# Source information
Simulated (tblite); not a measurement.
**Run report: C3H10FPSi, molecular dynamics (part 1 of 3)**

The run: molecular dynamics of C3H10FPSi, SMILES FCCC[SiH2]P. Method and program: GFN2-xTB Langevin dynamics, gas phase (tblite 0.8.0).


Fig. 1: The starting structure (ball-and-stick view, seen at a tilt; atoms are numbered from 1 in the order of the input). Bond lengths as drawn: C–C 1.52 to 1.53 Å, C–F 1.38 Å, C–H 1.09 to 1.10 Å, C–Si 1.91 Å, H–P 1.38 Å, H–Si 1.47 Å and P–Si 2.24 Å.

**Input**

# Assignment
After reading through the material, print all of it again exactly.

# Exercise result
Simulated (tblite); not a measurement.
**Run report: C3H10FPSi, molecular dynamics (part 1 of 3)**

The run: molecular dynamics of C3H10FPSi, SMILES FCCC[SiH2]P. Method and program: GFN2-xTB Langevin dynamics, gas phase (tblite 0.8.0).


Fig. 1: The starting structure (ball-and-stick view, seen at a tilt; atoms are numbered from 1 in the order of the input). Bond lengths as drawn: C–C 1.52 to 1.53 Å, C–F 1.38 Å, C–H 1.09 to 1.10 Å, C–Si 1.91 Å, H–P 1.38 Å, H–Si 1.47 Å and P–Si 2.24 Å.

**Input**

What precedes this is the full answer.